→ **Data to examine**
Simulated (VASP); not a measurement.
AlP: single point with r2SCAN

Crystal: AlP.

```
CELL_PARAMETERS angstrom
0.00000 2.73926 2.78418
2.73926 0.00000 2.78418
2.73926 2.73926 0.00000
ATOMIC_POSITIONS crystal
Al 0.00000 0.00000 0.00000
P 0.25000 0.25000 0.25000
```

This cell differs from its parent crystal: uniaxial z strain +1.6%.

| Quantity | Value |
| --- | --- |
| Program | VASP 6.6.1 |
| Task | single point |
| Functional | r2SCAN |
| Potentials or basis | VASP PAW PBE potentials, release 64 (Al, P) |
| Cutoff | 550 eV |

→ **Work order**
Please output all of the entries without changing a single character.

→ **Exercise answer**
Simulated (VASP); not a measurement.
AlP: single point with r2SCAN

Crystal: AlP.

```
CELL_PARAMETERS angstrom
0.00000 2.73926 2.78418
2.73926 0.00000 2.78418
2.73926 2.73926 0.00000
ATOMIC_POSITIONS crystal
Al 0.00000 0.00000 0.00000
P 0.25000 0.25000 0.25000
```

This cell differs from its parent crystal: uniaxial z strain +1.6%.

| Quantity | Value |
| --- | --- |
| Program | VASP 6.6.1 |
| Task | single point |
| Functional | r2SCAN |
| Potentials or basis | VASP PAW PBE potentials, release 64 (Al, P) |
| Cutoff | 550 eV |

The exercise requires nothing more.